WORK REQUEST: Print all the entries exactly.

ENTRIES SHOWN:
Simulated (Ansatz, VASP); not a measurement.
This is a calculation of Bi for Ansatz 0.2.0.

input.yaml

WORKED SOLUTION:
Simulated (Ansatz, VASP); not a measurement.
This is a calculation of Bi for Ansatz 0.2.0.

input.yaml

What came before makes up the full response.